**Supplied material:**
● ● ●

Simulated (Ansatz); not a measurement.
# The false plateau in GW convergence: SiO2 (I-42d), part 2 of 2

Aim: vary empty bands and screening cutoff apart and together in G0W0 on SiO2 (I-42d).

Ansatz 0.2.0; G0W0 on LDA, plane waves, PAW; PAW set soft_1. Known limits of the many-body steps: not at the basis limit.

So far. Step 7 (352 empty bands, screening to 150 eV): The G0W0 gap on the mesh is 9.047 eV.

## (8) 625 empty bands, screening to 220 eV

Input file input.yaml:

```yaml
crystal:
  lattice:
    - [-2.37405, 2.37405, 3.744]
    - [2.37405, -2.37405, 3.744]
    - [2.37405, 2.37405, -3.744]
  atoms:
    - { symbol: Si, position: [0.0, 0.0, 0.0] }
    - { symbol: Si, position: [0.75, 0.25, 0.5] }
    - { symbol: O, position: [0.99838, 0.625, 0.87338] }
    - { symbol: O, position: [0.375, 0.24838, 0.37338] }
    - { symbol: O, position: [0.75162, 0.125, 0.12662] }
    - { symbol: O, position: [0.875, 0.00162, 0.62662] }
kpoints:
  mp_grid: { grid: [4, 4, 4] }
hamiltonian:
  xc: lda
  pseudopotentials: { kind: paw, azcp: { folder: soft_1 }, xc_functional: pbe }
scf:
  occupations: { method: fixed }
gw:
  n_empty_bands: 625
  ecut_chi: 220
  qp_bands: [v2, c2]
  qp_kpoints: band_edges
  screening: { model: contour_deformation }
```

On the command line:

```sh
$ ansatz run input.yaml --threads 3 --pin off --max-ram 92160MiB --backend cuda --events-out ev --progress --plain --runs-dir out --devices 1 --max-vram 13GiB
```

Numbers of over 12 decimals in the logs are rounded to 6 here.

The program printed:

● ● ●

**Action item:**
Your answer should be exactly the lines of the data above, from the first through the line containing "Numbers of over".

**Exercise response:**
Simulated (Ansatz); not a measurement.
# The false plateau in GW convergence: SiO2 (I-42d), part 2 of 2

Aim: vary empty bands and screening cutoff apart and together in G0W0 on SiO2 (I-42d).

Ansatz 0.2.0; G0W0 on LDA, plane waves, PAW; PAW set soft_1. Known limits of the many-body steps: not at the basis limit.

So far. Step 7 (352 empty bands, screening to 150 eV): The G0W0 gap on the mesh is 9.047 eV.

## (8) 625 empty bands, screening to 220 eV

Input file input.yaml:

```yaml
crystal:
  lattice:
    - [-2.37405, 2.37405, 3.744]
    - [2.37405, -2.37405, 3.744]
    - [2.37405, 2.37405, -3.744]
  atoms:
    - { symbol: Si, position: [0.0, 0.0, 0.0] }
    - { symbol: Si, position: [0.75, 0.25, 0.5] }
    - { symbol: O, position: [0.99838, 0.625, 0.87338] }
    - { symbol: O, position: [0.375, 0.24838, 0.37338] }
    - { symbol: O, position: [0.75162, 0.125, 0.12662] }
    - { symbol: O, position: [0.875, 0.00162, 0.62662] }
kpoints:
  mp_grid: { grid: [4, 4, 4] }
hamiltonian:
  xc: lda
  pseudopotentials: { kind: paw, azcp: { folder: soft_1 }, xc_functional: pbe }
scf:
  occupations: { method: fixed }
gw:
  n_empty_bands: 625
  ecut_chi: 220
  qp_bands: [v2, c2]
  qp_kpoints: band_edges
  screening: { model: contour_deformation }
```

On the command line:

```sh
$ ansatz run input.yaml --threads 3 --pin off --max-ram 92160MiB --backend cuda --events-out ev --progress --plain --runs-dir out --devices 1 --max-vram 13GiB
```

Numbers of over 12 decimals in the logs are rounded to 6 here.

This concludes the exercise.